————
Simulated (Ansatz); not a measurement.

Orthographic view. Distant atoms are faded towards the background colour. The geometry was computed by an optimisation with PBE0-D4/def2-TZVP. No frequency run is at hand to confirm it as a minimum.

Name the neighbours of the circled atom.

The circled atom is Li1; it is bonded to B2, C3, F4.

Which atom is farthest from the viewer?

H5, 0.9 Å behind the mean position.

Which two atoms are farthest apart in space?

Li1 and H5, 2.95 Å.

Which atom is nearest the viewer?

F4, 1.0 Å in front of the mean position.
————

**Brief:** Output all of the data above without any alteration.

**Response:**
Simulated (Ansatz); not a measurement.

Orthographic view. Distant atoms are faded towards the background colour. The geometry was computed by an optimisation with PBE0-D4/def2-TZVP. No frequency run is at hand to confirm it as a minimum.

Name the neighbours of the circled atom.

The circled atom is Li1; it is bonded to B2, C3, F4.

Which atom is farthest from the viewer?

H5, 0.9 Å behind the mean position.

Which two atoms are farthest apart in space?

Li1 and H5, 2.95 Å.

Which atom is nearest the viewer?

F4, 1.0 Å in front of the mean position.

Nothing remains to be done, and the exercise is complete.